◆ **Work task**:
Keep only the lines from the top of the listing through the one with "- O3–Ge4 = 1.788", and reproduce them unaltered.

:::::

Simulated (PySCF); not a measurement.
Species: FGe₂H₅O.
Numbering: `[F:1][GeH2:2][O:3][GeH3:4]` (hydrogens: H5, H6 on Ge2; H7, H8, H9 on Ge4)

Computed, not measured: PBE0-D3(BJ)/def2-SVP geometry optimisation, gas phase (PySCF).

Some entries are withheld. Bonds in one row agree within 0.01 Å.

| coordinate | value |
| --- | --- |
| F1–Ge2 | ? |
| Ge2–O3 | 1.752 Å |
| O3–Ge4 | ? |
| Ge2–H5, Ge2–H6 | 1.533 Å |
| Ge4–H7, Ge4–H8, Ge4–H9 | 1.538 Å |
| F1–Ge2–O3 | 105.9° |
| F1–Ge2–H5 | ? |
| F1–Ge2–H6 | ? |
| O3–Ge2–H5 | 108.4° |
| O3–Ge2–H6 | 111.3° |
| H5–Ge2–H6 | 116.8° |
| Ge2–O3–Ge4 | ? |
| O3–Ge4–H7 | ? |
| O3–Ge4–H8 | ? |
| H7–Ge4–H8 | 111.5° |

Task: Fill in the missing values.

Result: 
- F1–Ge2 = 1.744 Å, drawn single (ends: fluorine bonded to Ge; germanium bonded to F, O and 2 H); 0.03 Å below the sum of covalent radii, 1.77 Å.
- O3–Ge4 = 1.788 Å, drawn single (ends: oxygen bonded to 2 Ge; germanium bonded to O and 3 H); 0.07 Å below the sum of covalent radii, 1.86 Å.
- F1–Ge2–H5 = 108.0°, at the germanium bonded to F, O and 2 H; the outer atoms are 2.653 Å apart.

:::::

◆ **Your solution**:
Simulated (PySCF); not a measurement.
Species: FGe₂H₅O.
Numbering: `[F:1][GeH2:2][O:3][GeH3:4]` (hydrogens: H5, H6 on Ge2; H7, H8, H9 on Ge4)

Computed, not measured: PBE0-D3(BJ)/def2-SVP geometry optimisation, gas phase (PySCF).

Some entries are withheld. Bonds in one row agree within 0.01 Å.

| coordinate | value |
| --- | --- |
| F1–Ge2 | ? |
| Ge2–O3 | 1.752 Å |
| O3–Ge4 | ? |
| Ge2–H5, Ge2–H6 | 1.533 Å |
| Ge4–H7, Ge4–H8, Ge4–H9 | 1.538 Å |
| F1–Ge2–O3 | 105.9° |
| F1–Ge2–H5 | ? |
| F1–Ge2–H6 | ? |
| O3–Ge2–H5 | 108.4° |
| O3–Ge2–H6 | 111.3° |
| H5–Ge2–H6 | 116.8° |
| Ge2–O3–Ge4 | ? |
| O3–Ge4–H7 | ? |
| O3–Ge4–H8 | ? |
| H7–Ge4–H8 | 111.5° |

Task: Fill in the missing values.

Result: 
- F1–Ge2 = 1.744 Å, drawn single (ends: fluorine bonded to Ge; germanium bonded to F, O and 2 H); 0.03 Å below the sum of covalent radii, 1.77 Å.
- O3–Ge4 = 1.788 Å, drawn single (ends: oxygen bonded to 2 Ge; germanium bonded to O and 3 H); 0.07 Å below the sum of covalent radii, 1.86 Å.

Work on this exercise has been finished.